> Data records
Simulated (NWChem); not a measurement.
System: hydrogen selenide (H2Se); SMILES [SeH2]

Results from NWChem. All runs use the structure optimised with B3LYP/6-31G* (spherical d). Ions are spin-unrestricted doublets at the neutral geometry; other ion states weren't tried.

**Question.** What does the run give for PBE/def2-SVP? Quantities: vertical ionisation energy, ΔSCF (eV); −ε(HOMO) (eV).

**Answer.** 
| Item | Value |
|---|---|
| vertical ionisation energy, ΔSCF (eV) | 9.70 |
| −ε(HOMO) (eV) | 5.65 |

> Activity
Could you repeat exactly the lines in the listing above from the one with "(eV); −ε(HOMO) (eV)." down to the one with "(eV) | 9.70 |"? Include both of those lines.

> Expected answer
**Question.** What does the run give for PBE/def2-SVP? Quantities: vertical ionisation energy, ΔSCF (eV); −ε(HOMO) (eV).

**Answer.** 
| Item | Value |
|---|---|
| vertical ionisation energy, ΔSCF (eV) | 9.70 |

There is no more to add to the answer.